:::::

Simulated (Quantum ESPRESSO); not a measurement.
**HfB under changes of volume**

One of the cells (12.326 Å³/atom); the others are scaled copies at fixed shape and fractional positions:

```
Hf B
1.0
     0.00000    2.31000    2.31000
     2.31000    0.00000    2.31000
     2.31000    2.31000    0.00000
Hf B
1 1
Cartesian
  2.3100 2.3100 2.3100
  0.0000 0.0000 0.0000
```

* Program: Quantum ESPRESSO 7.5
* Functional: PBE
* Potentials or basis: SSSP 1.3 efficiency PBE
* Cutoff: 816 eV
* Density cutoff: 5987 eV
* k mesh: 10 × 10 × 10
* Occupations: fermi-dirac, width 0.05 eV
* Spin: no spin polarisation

:::::

== WORK REQUEST ==
Exactly repeat the lines above, from the opening line through the one with "width 0.05 eV", and include nothing else.

== TASK RESULT ==
Simulated (Quantum ESPRESSO); not a measurement.
**HfB under changes of volume**

One of the cells (12.326 Å³/atom); the others are scaled copies at fixed shape and fractional positions:

```
Hf B
1.0
     0.00000    2.31000    2.31000
     2.31000    0.00000    2.31000
     2.31000    2.31000    0.00000
Hf B
1 1
Cartesian
  2.3100 2.3100 2.3100
  0.0000 0.0000 0.0000
```

* Program: Quantum ESPRESSO 7.5
* Functional: PBE
* Potentials or basis: SSSP 1.3 efficiency PBE
* Cutoff: 816 eV
* Density cutoff: 5987 eV
* k mesh: 10 × 10 × 10
* Occupations: fermi-dirac, width 0.05 eV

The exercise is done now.